EXERCISE DATA —
· · ·
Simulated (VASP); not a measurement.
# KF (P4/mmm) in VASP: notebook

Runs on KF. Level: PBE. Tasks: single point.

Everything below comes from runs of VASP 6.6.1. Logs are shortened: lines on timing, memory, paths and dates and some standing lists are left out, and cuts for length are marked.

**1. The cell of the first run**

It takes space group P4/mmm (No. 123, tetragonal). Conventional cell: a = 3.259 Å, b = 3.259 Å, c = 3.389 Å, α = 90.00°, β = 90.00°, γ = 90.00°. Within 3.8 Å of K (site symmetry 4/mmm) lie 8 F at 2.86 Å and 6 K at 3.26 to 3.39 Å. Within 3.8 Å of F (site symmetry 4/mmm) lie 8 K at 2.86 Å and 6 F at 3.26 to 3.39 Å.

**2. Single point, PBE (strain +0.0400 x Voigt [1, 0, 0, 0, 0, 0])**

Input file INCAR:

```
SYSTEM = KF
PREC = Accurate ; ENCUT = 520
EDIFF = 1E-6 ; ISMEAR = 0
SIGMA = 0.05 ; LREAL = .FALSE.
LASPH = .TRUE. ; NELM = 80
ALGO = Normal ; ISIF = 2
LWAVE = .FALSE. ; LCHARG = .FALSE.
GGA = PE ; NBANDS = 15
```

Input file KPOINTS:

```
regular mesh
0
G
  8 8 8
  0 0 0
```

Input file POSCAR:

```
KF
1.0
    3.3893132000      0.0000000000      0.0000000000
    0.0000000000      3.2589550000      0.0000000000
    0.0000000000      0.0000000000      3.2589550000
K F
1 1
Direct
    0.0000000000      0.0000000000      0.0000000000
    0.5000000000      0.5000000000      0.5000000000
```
· · ·

The full listing above should be restated word for word.

SOLUTION —
Simulated (VASP); not a measurement.
# KF (P4/mmm) in VASP: notebook

Runs on KF. Level: PBE. Tasks: single point.

Everything below comes from runs of VASP 6.6.1. Logs are shortened: lines on timing, memory, paths and dates and some standing lists are left out, and cuts for length are marked.

**1. The cell of the first run**

It takes space group P4/mmm (No. 123, tetragonal). Conventional cell: a = 3.259 Å, b = 3.259 Å, c = 3.389 Å, α = 90.00°, β = 90.00°, γ = 90.00°. Within 3.8 Å of K (site symmetry 4/mmm) lie 8 F at 2.86 Å and 6 K at 3.26 to 3.39 Å. Within 3.8 Å of F (site symmetry 4/mmm) lie 8 K at 2.86 Å and 6 F at 3.26 to 3.39 Å.

**2. Single point, PBE (strain +0.0400 x Voigt [1, 0, 0, 0, 0, 0])**

Input file INCAR:

```
SYSTEM = KF
PREC = Accurate ; ENCUT = 520
EDIFF = 1E-6 ; ISMEAR = 0
SIGMA = 0.05 ; LREAL = .FALSE.
LASPH = .TRUE. ; NELM = 80
ALGO = Normal ; ISIF = 2
LWAVE = .FALSE. ; LCHARG = .FALSE.
GGA = PE ; NBANDS = 15
```

Input file KPOINTS:

```
regular mesh
0
G
  8 8 8
  0 0 0
```

Input file POSCAR:

```
KF
1.0
    3.3893132000      0.0000000000      0.0000000000
    0.0000000000      3.2589550000      0.0000000000
    0.0000000000      0.0000000000      3.2589550000
K F
1 1
Direct
    0.0000000000      0.0000000000      0.0000000000
    0.5000000000      0.5000000000      0.5000000000
```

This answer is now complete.